## Study material
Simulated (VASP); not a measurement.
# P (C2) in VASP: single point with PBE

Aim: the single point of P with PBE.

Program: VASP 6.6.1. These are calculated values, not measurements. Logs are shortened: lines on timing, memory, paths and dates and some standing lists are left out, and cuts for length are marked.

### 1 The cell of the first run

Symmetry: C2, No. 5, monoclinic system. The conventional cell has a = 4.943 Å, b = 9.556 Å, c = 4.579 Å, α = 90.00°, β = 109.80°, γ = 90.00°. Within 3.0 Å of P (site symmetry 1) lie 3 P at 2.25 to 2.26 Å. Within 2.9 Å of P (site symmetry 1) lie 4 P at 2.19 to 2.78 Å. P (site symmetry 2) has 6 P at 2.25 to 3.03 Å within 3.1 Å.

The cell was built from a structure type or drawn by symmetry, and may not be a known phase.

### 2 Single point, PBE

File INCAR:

## Requirement
Copy the entire listing above, line for line, exactly.

## Response area
Simulated (VASP); not a measurement.
# P (C2) in VASP: single point with PBE

Aim: the single point of P with PBE.

Program: VASP 6.6.1. These are calculated values, not measurements. Logs are shortened: lines on timing, memory, paths and dates and some standing lists are left out, and cuts for length are marked.

### 1 The cell of the first run

Symmetry: C2, No. 5, monoclinic system. The conventional cell has a = 4.943 Å, b = 9.556 Å, c = 4.579 Å, α = 90.00°, β = 109.80°, γ = 90.00°. Within 3.0 Å of P (site symmetry 1) lie 3 P at 2.25 to 2.26 Å. Within 2.9 Å of P (site symmetry 1) lie 4 P at 2.19 to 2.78 Å. P (site symmetry 2) has 6 P at 2.25 to 3.03 Å within 3.1 Å.

The cell was built from a structure type or drawn by symmetry, and may not be a known phase.

### 2 Single point, PBE

File INCAR:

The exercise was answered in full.